::::
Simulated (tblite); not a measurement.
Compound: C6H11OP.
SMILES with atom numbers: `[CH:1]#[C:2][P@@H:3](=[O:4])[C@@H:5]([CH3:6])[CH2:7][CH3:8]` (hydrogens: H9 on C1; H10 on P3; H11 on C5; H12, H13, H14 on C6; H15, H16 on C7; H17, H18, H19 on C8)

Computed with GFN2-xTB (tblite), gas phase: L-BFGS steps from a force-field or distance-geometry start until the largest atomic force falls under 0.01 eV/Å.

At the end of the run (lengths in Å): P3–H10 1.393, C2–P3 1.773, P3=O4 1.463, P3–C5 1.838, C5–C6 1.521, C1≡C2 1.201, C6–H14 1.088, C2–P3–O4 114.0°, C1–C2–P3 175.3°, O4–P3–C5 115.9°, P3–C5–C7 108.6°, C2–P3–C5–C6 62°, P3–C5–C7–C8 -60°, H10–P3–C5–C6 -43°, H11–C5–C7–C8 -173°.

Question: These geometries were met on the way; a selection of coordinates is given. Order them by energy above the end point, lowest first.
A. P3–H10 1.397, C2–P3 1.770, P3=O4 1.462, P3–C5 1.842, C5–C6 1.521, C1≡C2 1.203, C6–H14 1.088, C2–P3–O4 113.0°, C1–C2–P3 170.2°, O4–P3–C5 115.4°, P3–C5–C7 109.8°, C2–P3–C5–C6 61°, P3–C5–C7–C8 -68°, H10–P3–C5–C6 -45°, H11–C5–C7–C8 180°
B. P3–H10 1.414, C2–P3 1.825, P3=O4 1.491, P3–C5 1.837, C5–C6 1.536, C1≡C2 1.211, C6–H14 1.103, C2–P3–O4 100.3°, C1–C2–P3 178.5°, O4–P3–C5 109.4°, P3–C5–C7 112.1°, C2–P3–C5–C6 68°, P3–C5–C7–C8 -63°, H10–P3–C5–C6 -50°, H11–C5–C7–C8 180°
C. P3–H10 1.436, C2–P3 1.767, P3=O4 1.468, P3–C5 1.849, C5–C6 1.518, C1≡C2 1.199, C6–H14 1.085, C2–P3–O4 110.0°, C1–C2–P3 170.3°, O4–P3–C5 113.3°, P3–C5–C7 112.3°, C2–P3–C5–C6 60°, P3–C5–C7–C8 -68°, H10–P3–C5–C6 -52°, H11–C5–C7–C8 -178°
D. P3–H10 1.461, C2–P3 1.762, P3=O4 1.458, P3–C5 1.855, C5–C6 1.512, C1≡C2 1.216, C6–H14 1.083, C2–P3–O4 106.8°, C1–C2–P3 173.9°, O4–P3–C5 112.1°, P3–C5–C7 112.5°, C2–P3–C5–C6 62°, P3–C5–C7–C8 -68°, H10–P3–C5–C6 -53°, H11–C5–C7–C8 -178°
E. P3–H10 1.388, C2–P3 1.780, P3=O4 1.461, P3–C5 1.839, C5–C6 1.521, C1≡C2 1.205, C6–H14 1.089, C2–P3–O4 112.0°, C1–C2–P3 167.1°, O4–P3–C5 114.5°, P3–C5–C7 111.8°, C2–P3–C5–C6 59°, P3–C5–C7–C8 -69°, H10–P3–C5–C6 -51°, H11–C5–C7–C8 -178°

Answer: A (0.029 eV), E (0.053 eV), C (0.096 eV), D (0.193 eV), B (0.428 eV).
::::

Copy out, exactly and alone, the lines of the entries above between the ones holding "C. P3–H10 1.436, C2–P3" and "D. P3–H10 1.461, C2–P3", inclusive.

C. P3–H10 1.436, C2–P3 1.767, P3=O4 1.468, P3–C5 1.849, C5–C6 1.518, C1≡C2 1.199, C6–H14 1.085, C2–P3–O4 110.0°, C1–C2–P3 170.3°, O4–P3–C5 113.3°, P3–C5–C7 112.3°, C2–P3–C5–C6 60°, P3–C5–C7–C8 -68°, H10–P3–C5–C6 -52°, H11–C5–C7–C8 -178°
D. P3–H10 1.461, C2–P3 1.762, P3=O4 1.458, P3–C5 1.855, C5–C6 1.512, C1≡C2 1.216, C6–H14 1.083, C2–P3–O4 106.8°, C1–C2–P3 173.9°, O4–P3–C5 112.1°, P3–C5–C7 112.5°, C2–P3–C5–C6 62°, P3–C5–C7–C8 -68°, H10–P3–C5–C6 -53°, H11–C5–C7–C8 -178°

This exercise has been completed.